* [Task item] In the entries below, the lines from the one with "# Two structures, one formula" through the one with "Computed with Ansatz" are to be copied exactly; both ends count.

[Opening Material supplied section]
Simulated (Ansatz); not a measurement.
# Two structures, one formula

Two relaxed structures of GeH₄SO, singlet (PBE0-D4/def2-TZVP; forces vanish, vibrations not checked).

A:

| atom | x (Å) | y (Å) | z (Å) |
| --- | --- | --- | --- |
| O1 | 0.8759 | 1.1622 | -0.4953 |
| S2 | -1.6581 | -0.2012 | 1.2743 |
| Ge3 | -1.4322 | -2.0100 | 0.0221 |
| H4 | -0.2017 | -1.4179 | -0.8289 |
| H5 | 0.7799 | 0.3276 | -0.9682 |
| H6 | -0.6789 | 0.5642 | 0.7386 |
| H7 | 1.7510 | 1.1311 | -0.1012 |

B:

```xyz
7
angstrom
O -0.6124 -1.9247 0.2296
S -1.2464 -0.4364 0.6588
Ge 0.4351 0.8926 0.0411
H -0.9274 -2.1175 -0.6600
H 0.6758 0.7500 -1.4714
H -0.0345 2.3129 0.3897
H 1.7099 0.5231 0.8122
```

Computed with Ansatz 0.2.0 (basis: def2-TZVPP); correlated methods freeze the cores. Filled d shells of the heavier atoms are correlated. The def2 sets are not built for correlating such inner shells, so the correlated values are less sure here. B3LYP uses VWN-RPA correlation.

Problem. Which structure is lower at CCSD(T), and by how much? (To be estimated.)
[Closing Material supplied section]

* [Task solution]
# Two structures, one formula

Two relaxed structures of GeH₄SO, singlet (PBE0-D4/def2-TZVP; forces vanish, vibrations not checked).

A:

| atom | x (Å) | y (Å) | z (Å) |
| --- | --- | --- | --- |
| O1 | 0.8759 | 1.1622 | -0.4953 |
| S2 | -1.6581 | -0.2012 | 1.2743 |
| Ge3 | -1.4322 | -2.0100 | 0.0221 |
| H4 | -0.2017 | -1.4179 | -0.8289 |
| H5 | 0.7799 | 0.3276 | -0.9682 |
| H6 | -0.6789 | 0.5642 | 0.7386 |
| H7 | 1.7510 | 1.1311 | -0.1012 |

B:

```xyz
7
angstrom
O -0.6124 -1.9247 0.2296
S -1.2464 -0.4364 0.6588
Ge 0.4351 0.8926 0.0411
H -0.9274 -2.1175 -0.6600
H 0.6758 0.7500 -1.4714
H -0.0345 2.3129 0.3897
H 1.7099 0.5231 0.8122
```

Computed with Ansatz 0.2.0 (basis: def2-TZVPP); correlated methods freeze the cores. Filled d shells of the heavier atoms are correlated. The def2 sets are not built for correlating such inner shells, so the correlated values are less sure here. B3LYP uses VWN-RPA correlation.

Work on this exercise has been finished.